══════════
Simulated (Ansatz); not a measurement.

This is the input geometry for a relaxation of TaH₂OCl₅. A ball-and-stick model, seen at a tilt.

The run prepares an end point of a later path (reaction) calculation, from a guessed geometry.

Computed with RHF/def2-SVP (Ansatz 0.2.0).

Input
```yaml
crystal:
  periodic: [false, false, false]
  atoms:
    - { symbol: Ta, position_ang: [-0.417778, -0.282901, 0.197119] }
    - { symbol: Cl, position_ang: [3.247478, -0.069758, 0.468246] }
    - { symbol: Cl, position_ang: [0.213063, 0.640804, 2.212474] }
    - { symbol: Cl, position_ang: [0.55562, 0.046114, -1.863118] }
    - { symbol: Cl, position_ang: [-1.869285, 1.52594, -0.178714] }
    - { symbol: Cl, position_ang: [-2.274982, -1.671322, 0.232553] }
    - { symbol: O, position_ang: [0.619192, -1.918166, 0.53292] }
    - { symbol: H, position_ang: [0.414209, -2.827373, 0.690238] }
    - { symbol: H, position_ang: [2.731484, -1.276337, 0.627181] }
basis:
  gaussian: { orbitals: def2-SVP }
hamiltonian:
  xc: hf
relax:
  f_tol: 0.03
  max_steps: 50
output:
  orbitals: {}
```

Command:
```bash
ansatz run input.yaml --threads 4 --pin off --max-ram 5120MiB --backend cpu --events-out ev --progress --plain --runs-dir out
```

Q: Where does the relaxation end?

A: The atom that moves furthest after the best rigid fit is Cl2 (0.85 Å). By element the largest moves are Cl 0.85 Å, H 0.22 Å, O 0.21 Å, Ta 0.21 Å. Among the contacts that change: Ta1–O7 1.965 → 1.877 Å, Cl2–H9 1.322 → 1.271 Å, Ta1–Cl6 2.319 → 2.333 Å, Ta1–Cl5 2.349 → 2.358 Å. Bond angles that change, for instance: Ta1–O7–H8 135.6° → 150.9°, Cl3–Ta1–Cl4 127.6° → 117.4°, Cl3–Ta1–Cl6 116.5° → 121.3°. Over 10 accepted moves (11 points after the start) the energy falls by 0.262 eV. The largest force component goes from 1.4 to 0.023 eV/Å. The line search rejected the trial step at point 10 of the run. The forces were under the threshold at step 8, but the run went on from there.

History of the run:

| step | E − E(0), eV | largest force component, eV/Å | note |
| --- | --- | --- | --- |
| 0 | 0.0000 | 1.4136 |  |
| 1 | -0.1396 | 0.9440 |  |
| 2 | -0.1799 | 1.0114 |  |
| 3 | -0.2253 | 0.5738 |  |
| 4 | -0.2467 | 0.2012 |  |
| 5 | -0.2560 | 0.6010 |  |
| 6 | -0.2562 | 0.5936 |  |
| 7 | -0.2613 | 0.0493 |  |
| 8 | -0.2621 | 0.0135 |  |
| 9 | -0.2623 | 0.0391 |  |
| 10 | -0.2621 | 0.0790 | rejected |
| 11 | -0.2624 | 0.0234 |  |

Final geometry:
══════════

Activity
Restate the material word for word, but only from its first line through the line containing "Q: Where does the relaxation end?".

Exercise response
Simulated (Ansatz); not a measurement.

This is the input geometry for a relaxation of TaH₂OCl₅. A ball-and-stick model, seen at a tilt.

The run prepares an end point of a later path (reaction) calculation, from a guessed geometry.

Computed with RHF/def2-SVP (Ansatz 0.2.0).

Input
```yaml
crystal:
  periodic: [false, false, false]
  atoms:
    - { symbol: Ta, position_ang: [-0.417778, -0.282901, 0.197119] }
    - { symbol: Cl, position_ang: [3.247478, -0.069758, 0.468246] }
    - { symbol: Cl, position_ang: [0.213063, 0.640804, 2.212474] }
    - { symbol: Cl, position_ang: [0.55562, 0.046114, -1.863118] }
    - { symbol: Cl, position_ang: [-1.869285, 1.52594, -0.178714] }
    - { symbol: Cl, position_ang: [-2.274982, -1.671322, 0.232553] }
    - { symbol: O, position_ang: [0.619192, -1.918166, 0.53292] }
    - { symbol: H, position_ang: [0.414209, -2.827373, 0.690238] }
    - { symbol: H, position_ang: [2.731484, -1.276337, 0.627181] }
basis:
  gaussian: { orbitals: def2-SVP }
hamiltonian:
  xc: hf
relax:
  f_tol: 0.03
  max_steps: 50
output:
  orbitals: {}
```

Command:
```bash
ansatz run input.yaml --threads 4 --pin off --max-ram 5120MiB --backend cpu --events-out ev --progress --plain --runs-dir out
```

Q: Where does the relaxation end?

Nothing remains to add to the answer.